**WORK INSTRUCTION**
Go to the line below containing "Quantity | Value |" and print exactly from there through the line containing "Candidate (1). No", both included. Print nothing else.

**SOURCE INFORMATION**
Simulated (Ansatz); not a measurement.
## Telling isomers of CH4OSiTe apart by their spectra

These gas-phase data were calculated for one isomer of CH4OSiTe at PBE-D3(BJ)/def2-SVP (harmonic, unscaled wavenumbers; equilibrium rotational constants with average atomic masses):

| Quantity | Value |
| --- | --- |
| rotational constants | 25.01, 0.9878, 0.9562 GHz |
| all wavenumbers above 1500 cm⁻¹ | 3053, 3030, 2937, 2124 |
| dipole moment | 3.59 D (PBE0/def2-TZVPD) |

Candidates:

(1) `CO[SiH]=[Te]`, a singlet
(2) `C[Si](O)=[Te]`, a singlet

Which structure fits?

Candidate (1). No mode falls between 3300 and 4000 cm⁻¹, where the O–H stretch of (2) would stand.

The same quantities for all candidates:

**WRITTEN REPLY**
| Quantity | Value |
| --- | --- |
| rotational constants | 25.01, 0.9878, 0.9562 GHz |
| all wavenumbers above 1500 cm⁻¹ | 3053, 3030, 2937, 2124 |
| dipole moment | 3.59 D (PBE0/def2-TZVPD) |

Candidates:

(1) `CO[SiH]=[Te]`, a singlet
(2) `C[Si](O)=[Te]`, a singlet

Which structure fits?

Candidate (1). No mode falls between 3300 and 4000 cm⁻¹, where the O–H stretch of (2) would stand.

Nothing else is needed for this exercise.